→ **Source data**:
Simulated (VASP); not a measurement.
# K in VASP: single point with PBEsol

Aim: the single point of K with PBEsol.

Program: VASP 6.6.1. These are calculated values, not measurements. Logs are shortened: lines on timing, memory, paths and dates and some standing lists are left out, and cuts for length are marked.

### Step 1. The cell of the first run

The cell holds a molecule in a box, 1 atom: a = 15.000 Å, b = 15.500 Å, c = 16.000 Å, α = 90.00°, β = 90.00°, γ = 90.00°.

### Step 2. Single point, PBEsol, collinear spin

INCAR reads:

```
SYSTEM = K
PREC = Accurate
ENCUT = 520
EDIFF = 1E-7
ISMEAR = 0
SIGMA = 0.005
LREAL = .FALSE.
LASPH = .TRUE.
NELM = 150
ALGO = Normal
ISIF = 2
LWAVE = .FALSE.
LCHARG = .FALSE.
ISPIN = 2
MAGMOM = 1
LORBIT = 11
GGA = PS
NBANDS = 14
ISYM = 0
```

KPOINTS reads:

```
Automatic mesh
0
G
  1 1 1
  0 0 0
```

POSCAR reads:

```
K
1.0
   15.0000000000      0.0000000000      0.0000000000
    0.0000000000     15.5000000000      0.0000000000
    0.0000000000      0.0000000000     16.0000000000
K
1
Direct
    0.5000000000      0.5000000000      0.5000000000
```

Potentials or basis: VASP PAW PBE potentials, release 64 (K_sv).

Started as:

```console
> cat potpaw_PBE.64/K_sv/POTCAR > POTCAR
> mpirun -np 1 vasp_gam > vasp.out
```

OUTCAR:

→ **Work task**: Give back exactly the lines from the first line of the records through the line holding "Aim: the single point of K with PBEsol.", including both of those lines and leaving out all others.

→ **Reply**:
Simulated (VASP); not a measurement.
# K in VASP: single point with PBEsol

Aim: the single point of K with PBEsol.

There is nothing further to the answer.